[Stored data]
+---+

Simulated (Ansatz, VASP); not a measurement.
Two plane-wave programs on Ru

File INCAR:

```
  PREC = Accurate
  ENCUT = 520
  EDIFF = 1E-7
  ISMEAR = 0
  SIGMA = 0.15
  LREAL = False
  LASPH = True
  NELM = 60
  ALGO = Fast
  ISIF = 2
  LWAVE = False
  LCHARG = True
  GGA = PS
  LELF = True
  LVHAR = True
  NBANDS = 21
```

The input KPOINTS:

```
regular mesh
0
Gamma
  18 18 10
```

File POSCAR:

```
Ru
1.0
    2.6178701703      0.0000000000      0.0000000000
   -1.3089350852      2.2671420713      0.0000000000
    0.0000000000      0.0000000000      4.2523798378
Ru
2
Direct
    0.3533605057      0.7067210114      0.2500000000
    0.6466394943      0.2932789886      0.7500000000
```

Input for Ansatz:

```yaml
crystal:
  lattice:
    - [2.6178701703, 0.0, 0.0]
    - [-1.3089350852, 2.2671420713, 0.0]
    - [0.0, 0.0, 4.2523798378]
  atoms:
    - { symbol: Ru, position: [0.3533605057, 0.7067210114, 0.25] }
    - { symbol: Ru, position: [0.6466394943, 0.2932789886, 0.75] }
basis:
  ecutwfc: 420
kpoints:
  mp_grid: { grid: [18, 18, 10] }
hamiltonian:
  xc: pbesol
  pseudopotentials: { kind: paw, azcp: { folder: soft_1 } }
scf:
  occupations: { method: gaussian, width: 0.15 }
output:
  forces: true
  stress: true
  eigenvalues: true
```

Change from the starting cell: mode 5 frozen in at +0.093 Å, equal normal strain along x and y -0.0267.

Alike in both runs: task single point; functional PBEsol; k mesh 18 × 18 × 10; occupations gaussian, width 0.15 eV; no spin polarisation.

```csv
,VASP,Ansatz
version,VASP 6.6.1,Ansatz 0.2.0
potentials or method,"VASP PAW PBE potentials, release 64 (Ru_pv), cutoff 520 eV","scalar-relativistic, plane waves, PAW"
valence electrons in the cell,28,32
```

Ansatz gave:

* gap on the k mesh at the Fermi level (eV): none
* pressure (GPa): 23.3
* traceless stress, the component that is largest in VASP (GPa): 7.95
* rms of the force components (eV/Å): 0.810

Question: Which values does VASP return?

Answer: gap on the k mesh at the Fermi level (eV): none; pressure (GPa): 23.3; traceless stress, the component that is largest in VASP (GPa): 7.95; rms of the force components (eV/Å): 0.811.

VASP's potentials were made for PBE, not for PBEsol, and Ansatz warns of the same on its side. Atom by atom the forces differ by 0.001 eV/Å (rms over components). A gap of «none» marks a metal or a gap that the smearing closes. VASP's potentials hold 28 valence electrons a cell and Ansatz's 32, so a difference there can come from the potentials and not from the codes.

+---+

Set the lines down exactly, from the first line of the records to the line where "Change from the" appears, with both ends kept.

Simulated (Ansatz, VASP); not a measurement.
Two plane-wave programs on Ru

File INCAR:

```
  PREC = Accurate
  ENCUT = 520
  EDIFF = 1E-7
  ISMEAR = 0
  SIGMA = 0.15
  LREAL = False
  LASPH = True
  NELM = 60
  ALGO = Fast
  ISIF = 2
  LWAVE = False
  LCHARG = True
  GGA = PS
  LELF = True
  LVHAR = True
  NBANDS = 21
```

The input KPOINTS:

```
regular mesh
0
Gamma
  18 18 10
```

File POSCAR:

```
Ru
1.0
    2.6178701703      0.0000000000      0.0000000000
   -1.3089350852      2.2671420713      0.0000000000
    0.0000000000      0.0000000000      4.2523798378
Ru
2
Direct
    0.3533605057      0.7067210114      0.2500000000
    0.6466394943      0.2932789886      0.7500000000
```

Input for Ansatz:

```yaml
crystal:
  lattice:
    - [2.6178701703, 0.0, 0.0]
    - [-1.3089350852, 2.2671420713, 0.0]
    - [0.0, 0.0, 4.2523798378]
  atoms:
    - { symbol: Ru, position: [0.3533605057, 0.7067210114, 0.25] }
    - { symbol: Ru, position: [0.6466394943, 0.2932789886, 0.75] }
basis:
  ecutwfc: 420
kpoints:
  mp_grid: { grid: [18, 18, 10] }
hamiltonian:
  xc: pbesol
  pseudopotentials: { kind: paw, azcp: { folder: soft_1 } }
scf:
  occupations: { method: gaussian, width: 0.15 }
output:
  forces: true
  stress: true
  eigenvalues: true
```

Change from the starting cell: mode 5 frozen in at +0.093 Å, equal normal strain along x and y -0.0267.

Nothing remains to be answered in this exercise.